- **WORK TASK**: If anything in the data looks odd, keep it anyway and write the whole listing out unchanged.

- **DATA EXTRACTS**:
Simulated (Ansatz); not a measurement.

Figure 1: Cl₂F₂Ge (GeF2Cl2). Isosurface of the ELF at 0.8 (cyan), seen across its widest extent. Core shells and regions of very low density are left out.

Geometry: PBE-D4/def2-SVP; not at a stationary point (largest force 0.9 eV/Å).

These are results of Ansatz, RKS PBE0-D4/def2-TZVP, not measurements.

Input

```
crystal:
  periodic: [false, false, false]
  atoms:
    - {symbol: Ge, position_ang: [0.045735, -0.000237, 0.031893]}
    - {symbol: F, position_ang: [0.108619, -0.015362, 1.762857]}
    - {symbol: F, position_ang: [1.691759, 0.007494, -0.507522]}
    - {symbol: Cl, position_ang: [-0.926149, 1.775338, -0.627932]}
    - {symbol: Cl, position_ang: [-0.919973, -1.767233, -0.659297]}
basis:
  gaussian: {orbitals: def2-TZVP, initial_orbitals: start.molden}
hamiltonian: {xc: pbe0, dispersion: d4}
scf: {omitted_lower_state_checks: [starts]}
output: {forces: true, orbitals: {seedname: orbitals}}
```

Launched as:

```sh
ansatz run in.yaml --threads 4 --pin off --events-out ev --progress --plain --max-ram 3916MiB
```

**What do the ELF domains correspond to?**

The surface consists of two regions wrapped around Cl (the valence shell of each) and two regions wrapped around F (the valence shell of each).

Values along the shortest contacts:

- **YOUR RESPONSE**:
Simulated (Ansatz); not a measurement.

Figure 1: Cl₂F₂Ge (GeF2Cl2). Isosurface of the ELF at 0.8 (cyan), seen across its widest extent. Core shells and regions of very low density are left out.

Geometry: PBE-D4/def2-SVP; not at a stationary point (largest force 0.9 eV/Å).

These are results of Ansatz, RKS PBE0-D4/def2-TZVP, not measurements.

Input

```
crystal:
  periodic: [false, false, false]
  atoms:
    - {symbol: Ge, position_ang: [0.045735, -0.000237, 0.031893]}
    - {symbol: F, position_ang: [0.108619, -0.015362, 1.762857]}
    - {symbol: F, position_ang: [1.691759, 0.007494, -0.507522]}
    - {symbol: Cl, position_ang: [-0.926149, 1.775338, -0.627932]}
    - {symbol: Cl, position_ang: [-0.919973, -1.767233, -0.659297]}
basis:
  gaussian: {orbitals: def2-TZVP, initial_orbitals: start.molden}
hamiltonian: {xc: pbe0, dispersion: d4}
scf: {omitted_lower_state_checks: [starts]}
output: {forces: true, orbitals: {seedname: orbitals}}
```

Launched as:

```sh
ansatz run in.yaml --threads 4 --pin off --events-out ev --progress --plain --max-ram 3916MiB
```

**What do the ELF domains correspond to?**

The surface consists of two regions wrapped around Cl (the valence shell of each) and two regions wrapped around F (the valence shell of each).

Values along the shortest contacts:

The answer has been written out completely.